=== Data for analysis ===

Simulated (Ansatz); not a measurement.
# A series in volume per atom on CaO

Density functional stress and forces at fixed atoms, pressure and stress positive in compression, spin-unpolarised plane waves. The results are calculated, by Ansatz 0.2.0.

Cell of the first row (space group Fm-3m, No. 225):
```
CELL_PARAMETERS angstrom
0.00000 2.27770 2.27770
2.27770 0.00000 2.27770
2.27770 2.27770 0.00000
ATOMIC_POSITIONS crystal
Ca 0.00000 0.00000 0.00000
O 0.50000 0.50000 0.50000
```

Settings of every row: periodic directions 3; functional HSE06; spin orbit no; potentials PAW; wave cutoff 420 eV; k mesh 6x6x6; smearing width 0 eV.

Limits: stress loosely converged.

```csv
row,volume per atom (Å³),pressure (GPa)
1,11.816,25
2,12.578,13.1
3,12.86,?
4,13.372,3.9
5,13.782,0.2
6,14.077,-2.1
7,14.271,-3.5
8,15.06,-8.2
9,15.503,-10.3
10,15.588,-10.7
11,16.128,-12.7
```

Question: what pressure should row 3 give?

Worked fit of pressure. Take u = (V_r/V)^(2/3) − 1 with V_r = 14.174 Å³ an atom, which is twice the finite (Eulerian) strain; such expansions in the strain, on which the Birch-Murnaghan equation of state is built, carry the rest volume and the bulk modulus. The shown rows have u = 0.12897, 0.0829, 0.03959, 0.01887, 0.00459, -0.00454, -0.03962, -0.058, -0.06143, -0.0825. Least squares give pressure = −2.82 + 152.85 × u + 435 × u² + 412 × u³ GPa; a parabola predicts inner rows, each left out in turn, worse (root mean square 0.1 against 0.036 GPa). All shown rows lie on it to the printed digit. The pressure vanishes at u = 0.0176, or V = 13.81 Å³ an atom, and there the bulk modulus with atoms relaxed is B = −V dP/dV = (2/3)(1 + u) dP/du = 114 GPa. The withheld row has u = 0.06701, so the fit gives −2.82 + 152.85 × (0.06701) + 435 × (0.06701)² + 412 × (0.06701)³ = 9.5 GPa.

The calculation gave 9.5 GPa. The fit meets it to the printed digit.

===

▸ **Assigned task**
Restate, word for word and with nothing added, the lines from the beginning of the records above through the line that contains "Question: what pressure should row 3 give?".

▸ **Written answer**
Simulated (Ansatz); not a measurement.
# A series in volume per atom on CaO

Density functional stress and forces at fixed atoms, pressure and stress positive in compression, spin-unpolarised plane waves. The results are calculated, by Ansatz 0.2.0.

Cell of the first row (space group Fm-3m, No. 225):
```
CELL_PARAMETERS angstrom
0.00000 2.27770 2.27770
2.27770 0.00000 2.27770
2.27770 2.27770 0.00000
ATOMIC_POSITIONS crystal
Ca 0.00000 0.00000 0.00000
O 0.50000 0.50000 0.50000
```

Settings of every row: periodic directions 3; functional HSE06; spin orbit no; potentials PAW; wave cutoff 420 eV; k mesh 6x6x6; smearing width 0 eV.

Limits: stress loosely converged.

```csv
row,volume per atom (Å³),pressure (GPa)
1,11.816,25
2,12.578,13.1
3,12.86,?
4,13.372,3.9
5,13.782,0.2
6,14.077,-2.1
7,14.271,-3.5
8,15.06,-8.2
9,15.503,-10.3
10,15.588,-10.7
11,16.128,-12.7
```

Question: what pressure should row 3 give?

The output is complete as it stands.